◇ ◇ ◇ ◇
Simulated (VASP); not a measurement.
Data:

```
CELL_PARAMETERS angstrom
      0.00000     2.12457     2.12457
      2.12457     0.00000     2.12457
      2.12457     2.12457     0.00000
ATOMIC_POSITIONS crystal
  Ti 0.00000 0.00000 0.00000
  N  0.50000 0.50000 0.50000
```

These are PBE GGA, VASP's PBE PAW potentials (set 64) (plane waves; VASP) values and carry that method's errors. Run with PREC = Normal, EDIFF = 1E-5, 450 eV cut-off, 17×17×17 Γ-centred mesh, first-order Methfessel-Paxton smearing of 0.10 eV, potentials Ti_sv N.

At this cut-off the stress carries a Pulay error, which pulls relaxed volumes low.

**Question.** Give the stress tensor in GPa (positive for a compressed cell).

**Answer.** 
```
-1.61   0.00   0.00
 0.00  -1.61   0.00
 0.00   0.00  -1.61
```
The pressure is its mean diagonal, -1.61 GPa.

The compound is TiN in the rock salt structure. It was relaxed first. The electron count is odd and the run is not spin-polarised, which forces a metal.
◇ ◇ ◇ ◇

• Task item:
Start at the first line of the material. Reproduce every line exactly, ending with the line that holds "The pressure is its mean diagonal, -1.61 GPa.".

• Response area:
Simulated (VASP); not a measurement.
Data:

```
CELL_PARAMETERS angstrom
      0.00000     2.12457     2.12457
      2.12457     0.00000     2.12457
      2.12457     2.12457     0.00000
ATOMIC_POSITIONS crystal
  Ti 0.00000 0.00000 0.00000
  N  0.50000 0.50000 0.50000
```

These are PBE GGA, VASP's PBE PAW potentials (set 64) (plane waves; VASP) values and carry that method's errors. Run with PREC = Normal, EDIFF = 1E-5, 450 eV cut-off, 17×17×17 Γ-centred mesh, first-order Methfessel-Paxton smearing of 0.10 eV, potentials Ti_sv N.

At this cut-off the stress carries a Pulay error, which pulls relaxed volumes low.

**Question.** Give the stress tensor in GPa (positive for a compressed cell).

**Answer.** 
```
-1.61   0.00   0.00
 0.00  -1.61   0.00
 0.00   0.00  -1.61
```
The pressure is its mean diagonal, -1.61 GPa.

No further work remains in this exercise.